Work item:
Look below for the line containing "Theory: PySCF, TDDFT" and the line containing "Question: Locate the"; repeat exactly those two lines and all lines between them, and nothing else.

== Segment start ==

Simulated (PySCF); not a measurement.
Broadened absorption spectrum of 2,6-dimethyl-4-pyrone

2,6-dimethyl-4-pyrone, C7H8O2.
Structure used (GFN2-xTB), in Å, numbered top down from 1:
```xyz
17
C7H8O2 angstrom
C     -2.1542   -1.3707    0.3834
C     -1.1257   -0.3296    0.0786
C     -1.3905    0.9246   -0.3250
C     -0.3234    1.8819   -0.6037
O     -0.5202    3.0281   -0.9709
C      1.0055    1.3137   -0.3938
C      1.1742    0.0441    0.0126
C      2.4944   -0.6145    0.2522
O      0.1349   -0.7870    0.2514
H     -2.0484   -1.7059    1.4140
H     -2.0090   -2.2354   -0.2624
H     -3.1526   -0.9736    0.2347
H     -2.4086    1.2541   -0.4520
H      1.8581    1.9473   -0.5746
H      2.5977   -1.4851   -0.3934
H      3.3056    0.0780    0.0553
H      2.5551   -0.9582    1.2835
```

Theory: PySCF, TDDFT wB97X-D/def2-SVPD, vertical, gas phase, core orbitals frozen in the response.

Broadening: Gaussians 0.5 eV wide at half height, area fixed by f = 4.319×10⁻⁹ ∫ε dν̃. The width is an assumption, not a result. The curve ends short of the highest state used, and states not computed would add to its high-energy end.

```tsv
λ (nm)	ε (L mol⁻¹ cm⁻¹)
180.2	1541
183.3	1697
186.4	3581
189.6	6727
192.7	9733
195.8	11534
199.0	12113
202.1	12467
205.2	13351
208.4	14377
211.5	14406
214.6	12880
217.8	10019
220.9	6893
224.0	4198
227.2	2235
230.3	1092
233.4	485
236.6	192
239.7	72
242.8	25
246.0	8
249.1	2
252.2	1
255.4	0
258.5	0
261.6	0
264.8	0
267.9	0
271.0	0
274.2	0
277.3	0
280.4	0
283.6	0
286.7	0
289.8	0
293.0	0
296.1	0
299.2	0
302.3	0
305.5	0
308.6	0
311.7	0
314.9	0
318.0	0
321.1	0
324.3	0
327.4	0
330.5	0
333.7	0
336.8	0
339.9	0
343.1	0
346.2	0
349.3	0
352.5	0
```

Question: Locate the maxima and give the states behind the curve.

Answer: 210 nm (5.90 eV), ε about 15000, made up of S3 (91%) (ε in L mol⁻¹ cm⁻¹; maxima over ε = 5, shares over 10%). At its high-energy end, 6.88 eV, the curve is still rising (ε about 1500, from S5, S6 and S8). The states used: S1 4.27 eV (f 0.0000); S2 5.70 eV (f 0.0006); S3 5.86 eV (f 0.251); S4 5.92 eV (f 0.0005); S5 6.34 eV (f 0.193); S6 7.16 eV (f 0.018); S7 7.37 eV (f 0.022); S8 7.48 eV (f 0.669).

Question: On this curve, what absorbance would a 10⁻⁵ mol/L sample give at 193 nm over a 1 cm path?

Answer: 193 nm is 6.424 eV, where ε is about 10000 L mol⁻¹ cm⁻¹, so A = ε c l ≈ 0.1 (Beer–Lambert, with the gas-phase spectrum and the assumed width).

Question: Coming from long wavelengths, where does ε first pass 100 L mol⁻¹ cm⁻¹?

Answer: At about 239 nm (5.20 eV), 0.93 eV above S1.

== Segment end ==

Written response:
Theory: PySCF, TDDFT wB97X-D/def2-SVPD, vertical, gas phase, core orbitals frozen in the response.

Broadening: Gaussians 0.5 eV wide at half height, area fixed by f = 4.319×10⁻⁹ ∫ε dν̃. The width is an assumption, not a result. The curve ends short of the highest state used, and states not computed would add to its high-energy end.

```tsv
λ (nm)	ε (L mol⁻¹ cm⁻¹)
180.2	1541
183.3	1697
186.4	3581
189.6	6727
192.7	9733
195.8	11534
199.0	12113
202.1	12467
205.2	13351
208.4	14377
211.5	14406
214.6	12880
217.8	10019
220.9	6893
224.0	4198
227.2	2235
230.3	1092
233.4	485
236.6	192
239.7	72
242.8	25
246.0	8
249.1	2
252.2	1
255.4	0
258.5	0
261.6	0
264.8	0
267.9	0
271.0	0
274.2	0
277.3	0
280.4	0
283.6	0
286.7	0
289.8	0
293.0	0
296.1	0
299.2	0
302.3	0
305.5	0
308.6	0
311.7	0
314.9	0
318.0	0
321.1	0
324.3	0
327.4	0
330.5	0
333.7	0
336.8	0
339.9	0
343.1	0
346.2	0
349.3	0
352.5	0
```

Question: Locate the maxima and give the states behind the curve.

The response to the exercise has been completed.